# # #
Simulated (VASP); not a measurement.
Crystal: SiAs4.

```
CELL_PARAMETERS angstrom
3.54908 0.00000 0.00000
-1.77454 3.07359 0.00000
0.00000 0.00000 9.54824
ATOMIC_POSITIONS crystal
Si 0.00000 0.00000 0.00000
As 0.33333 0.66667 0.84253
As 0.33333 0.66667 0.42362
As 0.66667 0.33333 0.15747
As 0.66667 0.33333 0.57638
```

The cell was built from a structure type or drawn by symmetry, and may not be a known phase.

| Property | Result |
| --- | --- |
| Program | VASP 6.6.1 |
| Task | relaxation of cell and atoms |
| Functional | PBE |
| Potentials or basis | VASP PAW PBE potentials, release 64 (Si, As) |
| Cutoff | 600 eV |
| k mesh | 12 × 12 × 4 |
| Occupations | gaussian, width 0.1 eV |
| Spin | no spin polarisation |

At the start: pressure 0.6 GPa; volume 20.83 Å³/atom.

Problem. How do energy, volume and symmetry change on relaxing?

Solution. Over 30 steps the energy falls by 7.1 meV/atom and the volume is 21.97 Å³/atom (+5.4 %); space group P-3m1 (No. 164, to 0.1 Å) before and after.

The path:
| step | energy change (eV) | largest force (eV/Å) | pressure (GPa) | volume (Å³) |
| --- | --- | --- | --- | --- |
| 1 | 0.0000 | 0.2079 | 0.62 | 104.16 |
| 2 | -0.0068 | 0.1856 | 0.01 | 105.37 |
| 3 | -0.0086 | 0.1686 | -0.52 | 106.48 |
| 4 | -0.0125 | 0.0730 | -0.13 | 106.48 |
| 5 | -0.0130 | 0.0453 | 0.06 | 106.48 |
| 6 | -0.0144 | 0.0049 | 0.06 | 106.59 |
# # #

**Work task**
Could you restate every entry verbatim, please?

**Exercise result**
Simulated (VASP); not a measurement.
Crystal: SiAs4.

```
CELL_PARAMETERS angstrom
3.54908 0.00000 0.00000
-1.77454 3.07359 0.00000
0.00000 0.00000 9.54824
ATOMIC_POSITIONS crystal
Si 0.00000 0.00000 0.00000
As 0.33333 0.66667 0.84253
As 0.33333 0.66667 0.42362
As 0.66667 0.33333 0.15747
As 0.66667 0.33333 0.57638
```

The cell was built from a structure type or drawn by symmetry, and may not be a known phase.

| Property | Result |
| --- | --- |
| Program | VASP 6.6.1 |
| Task | relaxation of cell and atoms |
| Functional | PBE |
| Potentials or basis | VASP PAW PBE potentials, release 64 (Si, As) |
| Cutoff | 600 eV |
| k mesh | 12 × 12 × 4 |
| Occupations | gaussian, width 0.1 eV |
| Spin | no spin polarisation |

At the start: pressure 0.6 GPa; volume 20.83 Å³/atom.

Problem. How do energy, volume and symmetry change on relaxing?

Solution. Over 30 steps the energy falls by 7.1 meV/atom and the volume is 21.97 Å³/atom (+5.4 %); space group P-3m1 (No. 164, to 0.1 Å) before and after.

The path:
| step | energy change (eV) | largest force (eV/Å) | pressure (GPa) | volume (Å³) |
| --- | --- | --- | --- | --- |
| 1 | 0.0000 | 0.2079 | 0.62 | 104.16 |
| 2 | -0.0068 | 0.1856 | 0.01 | 105.37 |
| 3 | -0.0086 | 0.1686 | -0.52 | 106.48 |
| 4 | -0.0125 | 0.0730 | -0.13 | 106.48 |
| 5 | -0.0130 | 0.0453 | 0.06 | 106.48 |
| 6 | -0.0144 | 0.0049 | 0.06 | 106.59 |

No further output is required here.